EXERCISE
Please copy, exactly as they appear below, the lines from the one containing "# CdTe in NWChem" through the one containing "Symmetry labels belong".

[[ EXTRACTED INFORMATION open ]]
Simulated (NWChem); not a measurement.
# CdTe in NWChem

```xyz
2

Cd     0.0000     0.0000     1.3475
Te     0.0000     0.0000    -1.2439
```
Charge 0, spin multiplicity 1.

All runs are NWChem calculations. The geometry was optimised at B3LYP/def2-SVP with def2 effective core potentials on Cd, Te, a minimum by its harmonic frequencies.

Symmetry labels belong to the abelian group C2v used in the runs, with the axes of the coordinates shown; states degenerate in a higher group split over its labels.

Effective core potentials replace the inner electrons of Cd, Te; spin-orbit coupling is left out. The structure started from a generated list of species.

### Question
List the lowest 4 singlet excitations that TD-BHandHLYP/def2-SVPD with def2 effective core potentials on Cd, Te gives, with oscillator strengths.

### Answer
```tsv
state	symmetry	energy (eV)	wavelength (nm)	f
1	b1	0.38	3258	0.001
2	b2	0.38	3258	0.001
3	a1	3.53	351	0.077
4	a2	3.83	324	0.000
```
[[ EXTRACTED INFORMATION closed ]]

EXERCISE RESULT
# CdTe in NWChem

```xyz
2

Cd     0.0000     0.0000     1.3475
Te     0.0000     0.0000    -1.2439
```
Charge 0, spin multiplicity 1.

All runs are NWChem calculations. The geometry was optimised at B3LYP/def2-SVP with def2 effective core potentials on Cd, Te, a minimum by its harmonic frequencies.

Symmetry labels belong to the abelian group C2v used in the runs, with the axes of the coordinates shown; states degenerate in a higher group split over its labels.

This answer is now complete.